**RECORD SET:**
......

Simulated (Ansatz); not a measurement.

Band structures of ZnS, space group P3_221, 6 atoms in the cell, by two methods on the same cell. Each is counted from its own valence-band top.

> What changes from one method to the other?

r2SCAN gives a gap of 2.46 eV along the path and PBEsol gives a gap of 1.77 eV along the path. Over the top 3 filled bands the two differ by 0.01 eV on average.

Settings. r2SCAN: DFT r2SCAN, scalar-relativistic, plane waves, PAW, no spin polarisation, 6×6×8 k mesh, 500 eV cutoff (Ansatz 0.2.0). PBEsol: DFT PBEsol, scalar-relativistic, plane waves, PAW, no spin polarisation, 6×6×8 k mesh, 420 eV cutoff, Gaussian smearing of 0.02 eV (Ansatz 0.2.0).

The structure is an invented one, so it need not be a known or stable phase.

......

**EXERCISE:** Scan the records above for the lines holding "to the other?" and "Settings. r2SCAN: DFT". Transcribe those two and every line between them word for word, and no others.

**WORKED SOLUTION:**
> What changes from one method to the other?

r2SCAN gives a gap of 2.46 eV along the path and PBEsol gives a gap of 1.77 eV along the path. Over the top 3 filled bands the two differ by 0.01 eV on average.

Settings. r2SCAN: DFT r2SCAN, scalar-relativistic, plane waves, PAW, no spin polarisation, 6×6×8 k mesh, 500 eV cutoff (Ansatz 0.2.0). PBEsol: DFT PBEsol, scalar-relativistic, plane waves, PAW, no spin polarisation, 6×6×8 k mesh, 420 eV cutoff, Gaussian smearing of 0.02 eV (Ansatz 0.2.0).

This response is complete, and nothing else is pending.